### SOURCE MATERIAL
──────────

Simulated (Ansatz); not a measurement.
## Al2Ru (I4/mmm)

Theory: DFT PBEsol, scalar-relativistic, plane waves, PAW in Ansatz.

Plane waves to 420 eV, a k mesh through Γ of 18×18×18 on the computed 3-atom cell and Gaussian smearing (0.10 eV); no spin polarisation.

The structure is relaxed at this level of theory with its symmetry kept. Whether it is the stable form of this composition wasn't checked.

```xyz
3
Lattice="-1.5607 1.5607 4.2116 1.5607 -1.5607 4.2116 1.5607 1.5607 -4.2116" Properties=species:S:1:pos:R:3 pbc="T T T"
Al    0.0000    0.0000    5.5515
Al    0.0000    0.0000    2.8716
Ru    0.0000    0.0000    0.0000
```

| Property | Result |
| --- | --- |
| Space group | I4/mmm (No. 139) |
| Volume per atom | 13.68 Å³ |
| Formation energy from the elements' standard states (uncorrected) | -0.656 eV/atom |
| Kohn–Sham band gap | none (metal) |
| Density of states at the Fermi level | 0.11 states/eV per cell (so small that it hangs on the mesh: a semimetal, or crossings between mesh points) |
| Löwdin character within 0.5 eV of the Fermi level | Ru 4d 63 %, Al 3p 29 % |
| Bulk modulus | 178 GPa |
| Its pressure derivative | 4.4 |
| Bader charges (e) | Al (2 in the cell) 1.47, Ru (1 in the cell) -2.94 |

──────────

### WORK INSTRUCTION
In the listing above, find the line with "Theory: DFT PBEsol, scalar-relativistic, plane" and the line with "derivative | 4.4 |"; set down exactly those two lines and every line between them, nothing more.

### RESULT
Theory: DFT PBEsol, scalar-relativistic, plane waves, PAW in Ansatz.

Plane waves to 420 eV, a k mesh through Γ of 18×18×18 on the computed 3-atom cell and Gaussian smearing (0.10 eV); no spin polarisation.

The structure is relaxed at this level of theory with its symmetry kept. Whether it is the stable form of this composition wasn't checked.

```xyz
3
Lattice="-1.5607 1.5607 4.2116 1.5607 -1.5607 4.2116 1.5607 1.5607 -4.2116" Properties=species:S:1:pos:R:3 pbc="T T T"
Al    0.0000    0.0000    5.5515
Al    0.0000    0.0000    2.8716
Ru    0.0000    0.0000    0.0000
```

| Property | Result |
| --- | --- |
| Space group | I4/mmm (No. 139) |
| Volume per atom | 13.68 Å³ |
| Formation energy from the elements' standard states (uncorrected) | -0.656 eV/atom |
| Kohn–Sham band gap | none (metal) |
| Density of states at the Fermi level | 0.11 states/eV per cell (so small that it hangs on the mesh: a semimetal, or crossings between mesh points) |
| Löwdin character within 0.5 eV of the Fermi level | Ru 4d 63 %, Al 3p 29 % |
| Bulk modulus | 178 GPa |
| Its pressure derivative | 4.4 |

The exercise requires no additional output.